» GIVEN RECORDS:
-.-.-

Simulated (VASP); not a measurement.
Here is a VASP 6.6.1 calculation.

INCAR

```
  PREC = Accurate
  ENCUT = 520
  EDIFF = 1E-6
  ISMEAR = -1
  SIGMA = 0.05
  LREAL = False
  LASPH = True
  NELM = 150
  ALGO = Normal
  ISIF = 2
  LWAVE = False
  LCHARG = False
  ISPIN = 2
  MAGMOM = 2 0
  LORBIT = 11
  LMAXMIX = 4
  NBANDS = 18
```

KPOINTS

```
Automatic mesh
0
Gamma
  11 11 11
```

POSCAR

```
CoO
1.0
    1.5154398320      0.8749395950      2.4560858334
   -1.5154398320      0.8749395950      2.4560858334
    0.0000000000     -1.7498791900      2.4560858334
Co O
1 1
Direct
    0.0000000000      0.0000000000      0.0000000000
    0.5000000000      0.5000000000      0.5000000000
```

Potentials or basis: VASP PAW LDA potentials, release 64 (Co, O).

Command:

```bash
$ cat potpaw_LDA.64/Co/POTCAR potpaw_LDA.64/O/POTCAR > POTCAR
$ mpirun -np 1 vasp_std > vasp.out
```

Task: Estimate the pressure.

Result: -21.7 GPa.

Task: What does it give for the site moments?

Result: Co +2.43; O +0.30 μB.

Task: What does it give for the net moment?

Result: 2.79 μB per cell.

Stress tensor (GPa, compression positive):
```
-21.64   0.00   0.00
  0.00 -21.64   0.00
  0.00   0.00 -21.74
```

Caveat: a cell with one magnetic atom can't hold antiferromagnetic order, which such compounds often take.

-.-.-

» ACTIVITY: Beginning with the opening line above, retype the records exactly through the line with "Result: -21.7 GPa.", both ends included.

» PROBLEM SOLUTION:
Simulated (VASP); not a measurement.
Here is a VASP 6.6.1 calculation.

INCAR

```
  PREC = Accurate
  ENCUT = 520
  EDIFF = 1E-6
  ISMEAR = -1
  SIGMA = 0.05
  LREAL = False
  LASPH = True
  NELM = 150
  ALGO = Normal
  ISIF = 2
  LWAVE = False
  LCHARG = False
  ISPIN = 2
  MAGMOM = 2 0
  LORBIT = 11
  LMAXMIX = 4
  NBANDS = 18
```

KPOINTS

```
Automatic mesh
0
Gamma
  11 11 11
```

POSCAR

```
CoO
1.0
    1.5154398320      0.8749395950      2.4560858334
   -1.5154398320      0.8749395950      2.4560858334
    0.0000000000     -1.7498791900      2.4560858334
Co O
1 1
Direct
    0.0000000000      0.0000000000      0.0000000000
    0.5000000000      0.5000000000      0.5000000000
```

Potentials or basis: VASP PAW LDA potentials, release 64 (Co, O).

Command:

```bash
$ cat potpaw_LDA.64/Co/POTCAR potpaw_LDA.64/O/POTCAR > POTCAR
$ mpirun -np 1 vasp_std > vasp.out
```

Task: Estimate the pressure.

Result: -21.7 GPa.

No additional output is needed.